ASSIGNED TASK
Would you retype every record below exactly as written?

SOURCE DATA
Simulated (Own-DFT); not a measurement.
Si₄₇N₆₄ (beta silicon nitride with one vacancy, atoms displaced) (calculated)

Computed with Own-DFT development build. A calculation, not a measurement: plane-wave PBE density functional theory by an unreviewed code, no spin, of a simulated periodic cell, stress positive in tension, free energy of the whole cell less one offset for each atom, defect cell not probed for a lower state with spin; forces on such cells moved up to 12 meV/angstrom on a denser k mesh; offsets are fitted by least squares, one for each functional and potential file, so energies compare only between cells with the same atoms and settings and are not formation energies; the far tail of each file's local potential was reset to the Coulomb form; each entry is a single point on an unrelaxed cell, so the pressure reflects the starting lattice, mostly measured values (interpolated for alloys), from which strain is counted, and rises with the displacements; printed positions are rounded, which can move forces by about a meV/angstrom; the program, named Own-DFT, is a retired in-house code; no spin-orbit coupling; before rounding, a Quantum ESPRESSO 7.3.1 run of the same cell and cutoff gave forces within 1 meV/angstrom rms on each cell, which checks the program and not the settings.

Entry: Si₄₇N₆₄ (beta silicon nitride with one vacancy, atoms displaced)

EXERCISE OUTPUT
Simulated (Own-DFT); not a measurement.
Si₄₇N₆₄ (beta silicon nitride with one vacancy, atoms displaced) (calculated)

Computed with Own-DFT development build. A calculation, not a measurement: plane-wave PBE density functional theory by an unreviewed code, no spin, of a simulated periodic cell, stress positive in tension, free energy of the whole cell less one offset for each atom, defect cell not probed for a lower state with spin; forces on such cells moved up to 12 meV/angstrom on a denser k mesh; offsets are fitted by least squares, one for each functional and potential file, so energies compare only between cells with the same atoms and settings and are not formation energies; the far tail of each file's local potential was reset to the Coulomb form; each entry is a single point on an unrelaxed cell, so the pressure reflects the starting lattice, mostly measured values (interpolated for alloys), from which strain is counted, and rises with the displacements; printed positions are rounded, which can move forces by about a meV/angstrom; the program, named Own-DFT, is a retired in-house code; no spin-orbit coupling; before rounding, a Quantum ESPRESSO 7.3.1 run of the same cell and cutoff gave forces within 1 meV/angstrom rms on each cell, which checks the program and not the settings.

Entry: Si₄₇N₆₄ (beta silicon nitride with one vacancy, atoms displaced)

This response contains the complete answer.